Please output the full listing, character for character.

━━ Record excerpts

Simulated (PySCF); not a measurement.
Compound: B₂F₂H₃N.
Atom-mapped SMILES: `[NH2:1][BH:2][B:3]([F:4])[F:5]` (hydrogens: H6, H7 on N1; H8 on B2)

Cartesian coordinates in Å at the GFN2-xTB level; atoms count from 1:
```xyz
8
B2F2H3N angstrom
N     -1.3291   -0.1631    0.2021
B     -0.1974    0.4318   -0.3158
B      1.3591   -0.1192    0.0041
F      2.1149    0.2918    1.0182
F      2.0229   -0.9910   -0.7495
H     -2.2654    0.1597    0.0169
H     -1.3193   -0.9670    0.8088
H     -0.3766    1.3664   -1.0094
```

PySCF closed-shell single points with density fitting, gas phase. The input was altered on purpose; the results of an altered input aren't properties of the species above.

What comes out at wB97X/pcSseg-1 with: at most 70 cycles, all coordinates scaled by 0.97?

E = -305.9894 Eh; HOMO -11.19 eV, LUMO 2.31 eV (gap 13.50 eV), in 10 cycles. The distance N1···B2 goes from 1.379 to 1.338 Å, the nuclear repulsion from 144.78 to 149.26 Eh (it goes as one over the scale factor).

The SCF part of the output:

━━━━

▶ Written response
Simulated (PySCF); not a measurement.
Compound: B₂F₂H₃N.
Atom-mapped SMILES: `[NH2:1][BH:2][B:3]([F:4])[F:5]` (hydrogens: H6, H7 on N1; H8 on B2)

Cartesian coordinates in Å at the GFN2-xTB level; atoms count from 1:
```xyz
8
B2F2H3N angstrom
N     -1.3291   -0.1631    0.2021
B     -0.1974    0.4318   -0.3158
B      1.3591   -0.1192    0.0041
F      2.1149    0.2918    1.0182
F      2.0229   -0.9910   -0.7495
H     -2.2654    0.1597    0.0169
H     -1.3193   -0.9670    0.8088
H     -0.3766    1.3664   -1.0094
```

PySCF closed-shell single points with density fitting, gas phase. The input was altered on purpose; the results of an altered input aren't properties of the species above.

What comes out at wB97X/pcSseg-1 with: at most 70 cycles, all coordinates scaled by 0.97?

E = -305.9894 Eh; HOMO -11.19 eV, LUMO 2.31 eV (gap 13.50 eV), in 10 cycles. The distance N1···B2 goes from 1.379 to 1.338 Å, the nuclear repulsion from 144.78 to 149.26 Eh (it goes as one over the scale factor).

The SCF part of the output:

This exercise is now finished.